- _Given data_
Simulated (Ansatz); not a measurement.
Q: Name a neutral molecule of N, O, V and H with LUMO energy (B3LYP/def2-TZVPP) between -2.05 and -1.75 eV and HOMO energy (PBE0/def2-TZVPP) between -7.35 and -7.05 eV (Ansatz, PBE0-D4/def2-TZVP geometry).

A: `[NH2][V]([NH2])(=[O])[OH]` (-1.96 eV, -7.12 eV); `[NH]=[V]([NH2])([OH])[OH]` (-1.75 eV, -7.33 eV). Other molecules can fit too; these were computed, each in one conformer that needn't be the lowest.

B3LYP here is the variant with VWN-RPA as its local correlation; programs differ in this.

- _Work order_
Reproduce the records above exactly, from the first line through the line containing "be the lowest.", and output nothing else.

- _Answer space_
Simulated (Ansatz); not a measurement.
Q: Name a neutral molecule of N, O, V and H with LUMO energy (B3LYP/def2-TZVPP) between -2.05 and -1.75 eV and HOMO energy (PBE0/def2-TZVPP) between -7.35 and -7.05 eV (Ansatz, PBE0-D4/def2-TZVP geometry).

A: `[NH2][V]([NH2])(=[O])[OH]` (-1.96 eV, -7.12 eV); `[NH]=[V]([NH2])([OH])[OH]` (-1.75 eV, -7.33 eV). Other molecules can fit too; these were computed, each in one conformer that needn't be the lowest.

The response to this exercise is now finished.